WORK ORDER>
Reproduce the listing verbatim through the line with "MP2, (T) and".

EXCERPTED RECORDS>
*** Begin section ***

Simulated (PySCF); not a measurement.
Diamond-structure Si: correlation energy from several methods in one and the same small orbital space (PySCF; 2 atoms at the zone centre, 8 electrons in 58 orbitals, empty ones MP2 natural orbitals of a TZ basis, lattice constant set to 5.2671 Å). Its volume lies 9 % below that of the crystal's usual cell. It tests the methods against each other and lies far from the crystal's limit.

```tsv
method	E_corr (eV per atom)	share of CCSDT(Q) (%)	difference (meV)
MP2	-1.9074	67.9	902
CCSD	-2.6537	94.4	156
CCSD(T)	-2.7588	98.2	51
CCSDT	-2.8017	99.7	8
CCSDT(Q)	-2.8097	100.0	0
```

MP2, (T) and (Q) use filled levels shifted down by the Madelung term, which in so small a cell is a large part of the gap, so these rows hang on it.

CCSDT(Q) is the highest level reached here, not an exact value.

*** End section ***

REPLY>
Simulated (PySCF); not a measurement.
Diamond-structure Si: correlation energy from several methods in one and the same small orbital space (PySCF; 2 atoms at the zone centre, 8 electrons in 58 orbitals, empty ones MP2 natural orbitals of a TZ basis, lattice constant set to 5.2671 Å). Its volume lies 9 % below that of the crystal's usual cell. It tests the methods against each other and lies far from the crystal's limit.

```tsv
method	E_corr (eV per atom)	share of CCSDT(Q) (%)	difference (meV)
MP2	-1.9074	67.9	902
CCSD	-2.6537	94.4	156
CCSD(T)	-2.7588	98.2	51
CCSDT	-2.8017	99.7	8
CCSDT(Q)	-2.8097	100.0	0
```

MP2, (T) and (Q) use filled levels shifted down by the Madelung term, which in so small a cell is a large part of the gap, so these rows hang on it.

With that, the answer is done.